┌──
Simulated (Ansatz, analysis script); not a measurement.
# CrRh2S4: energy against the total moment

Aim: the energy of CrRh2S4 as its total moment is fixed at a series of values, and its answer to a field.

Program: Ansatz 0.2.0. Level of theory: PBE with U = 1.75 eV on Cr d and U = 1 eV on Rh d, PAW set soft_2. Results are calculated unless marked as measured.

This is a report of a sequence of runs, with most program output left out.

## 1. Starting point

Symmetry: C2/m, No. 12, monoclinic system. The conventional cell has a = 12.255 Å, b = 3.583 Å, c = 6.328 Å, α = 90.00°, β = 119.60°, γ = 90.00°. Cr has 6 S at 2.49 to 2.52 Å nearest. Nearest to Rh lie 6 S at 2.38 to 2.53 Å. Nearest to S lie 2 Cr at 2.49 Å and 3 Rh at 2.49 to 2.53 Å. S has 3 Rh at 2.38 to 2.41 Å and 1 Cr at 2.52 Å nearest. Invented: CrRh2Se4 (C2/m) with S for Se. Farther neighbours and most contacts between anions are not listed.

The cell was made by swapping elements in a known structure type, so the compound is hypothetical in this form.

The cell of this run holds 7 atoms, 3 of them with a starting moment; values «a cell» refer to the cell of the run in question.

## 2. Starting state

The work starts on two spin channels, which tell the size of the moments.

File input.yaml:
└──

#### Work request:
Copy the records above exactly, from the first line through the line containing "The work starts", and include nothing else.

#### Task response:
Simulated (Ansatz, analysis script); not a measurement.
# CrRh2S4: energy against the total moment

Aim: the energy of CrRh2S4 as its total moment is fixed at a series of values, and its answer to a field.

Program: Ansatz 0.2.0. Level of theory: PBE with U = 1.75 eV on Cr d and U = 1 eV on Rh d, PAW set soft_2. Results are calculated unless marked as measured.

This is a report of a sequence of runs, with most program output left out.

## 1. Starting point

Symmetry: C2/m, No. 12, monoclinic system. The conventional cell has a = 12.255 Å, b = 3.583 Å, c = 6.328 Å, α = 90.00°, β = 119.60°, γ = 90.00°. Cr has 6 S at 2.49 to 2.52 Å nearest. Nearest to Rh lie 6 S at 2.38 to 2.53 Å. Nearest to S lie 2 Cr at 2.49 Å and 3 Rh at 2.49 to 2.53 Å. S has 3 Rh at 2.38 to 2.41 Å and 1 Cr at 2.52 Å nearest. Invented: CrRh2Se4 (C2/m) with S for Se. Farther neighbours and most contacts between anions are not listed.

The cell was made by swapping elements in a known structure type, so the compound is hypothetical in this form.

The cell of this run holds 7 atoms, 3 of them with a starting moment; values «a cell» refer to the cell of the run in question.

## 2. Starting state

The work starts on two spin channels, which tell the size of the moments.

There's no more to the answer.